■ ■ ■

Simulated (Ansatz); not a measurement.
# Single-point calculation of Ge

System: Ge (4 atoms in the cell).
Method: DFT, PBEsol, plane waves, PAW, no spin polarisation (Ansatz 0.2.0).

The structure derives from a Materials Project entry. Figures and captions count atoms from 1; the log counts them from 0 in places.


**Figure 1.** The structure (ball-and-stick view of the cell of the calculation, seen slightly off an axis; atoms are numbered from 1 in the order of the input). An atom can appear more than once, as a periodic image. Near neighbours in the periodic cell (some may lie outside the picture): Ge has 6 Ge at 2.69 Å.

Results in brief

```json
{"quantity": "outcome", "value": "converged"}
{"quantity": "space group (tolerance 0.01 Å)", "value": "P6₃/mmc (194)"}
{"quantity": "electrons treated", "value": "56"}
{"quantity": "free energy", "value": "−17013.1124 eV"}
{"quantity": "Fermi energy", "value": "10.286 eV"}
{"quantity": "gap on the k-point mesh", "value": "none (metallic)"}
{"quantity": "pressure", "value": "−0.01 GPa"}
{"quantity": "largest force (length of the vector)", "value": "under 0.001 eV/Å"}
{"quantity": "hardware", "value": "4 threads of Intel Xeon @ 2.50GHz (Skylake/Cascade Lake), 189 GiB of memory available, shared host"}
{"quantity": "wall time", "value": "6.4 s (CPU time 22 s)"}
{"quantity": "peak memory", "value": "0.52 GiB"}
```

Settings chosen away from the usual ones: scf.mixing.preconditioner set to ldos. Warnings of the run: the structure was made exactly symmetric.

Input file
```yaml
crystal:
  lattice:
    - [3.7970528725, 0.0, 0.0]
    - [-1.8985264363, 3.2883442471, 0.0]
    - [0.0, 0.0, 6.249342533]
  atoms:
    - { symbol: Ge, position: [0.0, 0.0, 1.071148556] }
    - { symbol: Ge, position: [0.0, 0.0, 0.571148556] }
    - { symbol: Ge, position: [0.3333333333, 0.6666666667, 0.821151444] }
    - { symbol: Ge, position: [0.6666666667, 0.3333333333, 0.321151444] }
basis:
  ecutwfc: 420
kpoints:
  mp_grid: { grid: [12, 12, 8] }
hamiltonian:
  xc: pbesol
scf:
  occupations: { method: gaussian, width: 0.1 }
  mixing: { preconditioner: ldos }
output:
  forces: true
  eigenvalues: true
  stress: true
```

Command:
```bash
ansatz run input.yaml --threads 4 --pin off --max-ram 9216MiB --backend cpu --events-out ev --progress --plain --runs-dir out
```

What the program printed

■ ■ ■

The answer must be a verbatim transcription of the entries above, from the first line through the line that contains "The structure derives", and nothing more.

Task output:
Simulated (Ansatz); not a measurement.
# Single-point calculation of Ge

System: Ge (4 atoms in the cell).
Method: DFT, PBEsol, plane waves, PAW, no spin polarisation (Ansatz 0.2.0).

The structure derives from a Materials Project entry. Figures and captions count atoms from 1; the log counts them from 0 in places.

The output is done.